**ACTIVITY**:
Up to and including the line with "Charge 0, multiplicity 1.", copy the records below exactly from their first line.

──────── SUPPLIED ENTRIES ────────
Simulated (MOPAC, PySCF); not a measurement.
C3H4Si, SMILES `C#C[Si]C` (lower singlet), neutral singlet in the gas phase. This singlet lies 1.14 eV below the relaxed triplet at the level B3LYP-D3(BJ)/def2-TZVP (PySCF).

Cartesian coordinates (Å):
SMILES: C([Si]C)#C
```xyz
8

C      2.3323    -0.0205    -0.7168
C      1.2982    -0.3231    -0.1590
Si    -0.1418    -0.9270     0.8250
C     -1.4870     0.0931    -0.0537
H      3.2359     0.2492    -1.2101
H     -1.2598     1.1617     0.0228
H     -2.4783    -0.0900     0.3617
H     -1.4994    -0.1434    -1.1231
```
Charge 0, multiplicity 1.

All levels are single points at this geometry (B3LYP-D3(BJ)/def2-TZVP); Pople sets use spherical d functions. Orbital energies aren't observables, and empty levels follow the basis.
────────

**RESULT**:
Simulated (MOPAC, PySCF); not a measurement.
C3H4Si, SMILES `C#C[Si]C` (lower singlet), neutral singlet in the gas phase. This singlet lies 1.14 eV below the relaxed triplet at the level B3LYP-D3(BJ)/def2-TZVP (PySCF).

Cartesian coordinates (Å):
SMILES: C([Si]C)#C
```xyz
8

C      2.3323    -0.0205    -0.7168
C      1.2982    -0.3231    -0.1590
Si    -0.1418    -0.9270     0.8250
C     -1.4870     0.0931    -0.0537
H      3.2359     0.2492    -1.2101
H     -1.2598     1.1617     0.0228
H     -2.4783    -0.0900     0.3617
H     -1.4994    -0.1434    -1.1231
```
Charge 0, multiplicity 1.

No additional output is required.